Content starts

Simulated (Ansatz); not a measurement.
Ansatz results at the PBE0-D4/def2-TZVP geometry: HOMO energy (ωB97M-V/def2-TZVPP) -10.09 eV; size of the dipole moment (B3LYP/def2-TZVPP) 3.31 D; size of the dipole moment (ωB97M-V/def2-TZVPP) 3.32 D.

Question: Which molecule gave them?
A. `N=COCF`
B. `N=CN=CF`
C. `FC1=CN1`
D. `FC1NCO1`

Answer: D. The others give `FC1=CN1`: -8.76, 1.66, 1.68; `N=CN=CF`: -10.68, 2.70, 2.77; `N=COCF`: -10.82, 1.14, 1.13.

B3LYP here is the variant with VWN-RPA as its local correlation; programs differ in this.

Content ends

=== WORK TASK ===
Copy out the entries above exactly as given, starting at the top and ending with the line containing "Answer: D. The"; include both and nothing more.

=== EXERCISE OUTPUT ===
Simulated (Ansatz); not a measurement.
Ansatz results at the PBE0-D4/def2-TZVP geometry: HOMO energy (ωB97M-V/def2-TZVPP) -10.09 eV; size of the dipole moment (B3LYP/def2-TZVPP) 3.31 D; size of the dipole moment (ωB97M-V/def2-TZVPP) 3.32 D.

Question: Which molecule gave them?
A. `N=COCF`
B. `N=CN=CF`
C. `FC1=CN1`
D. `FC1NCO1`

Answer: D. The others give `FC1=CN1`: -8.76, 1.66, 1.68; `N=CN=CF`: -10.68, 2.70, 2.77; `N=COCF`: -10.82, 1.14, 1.13.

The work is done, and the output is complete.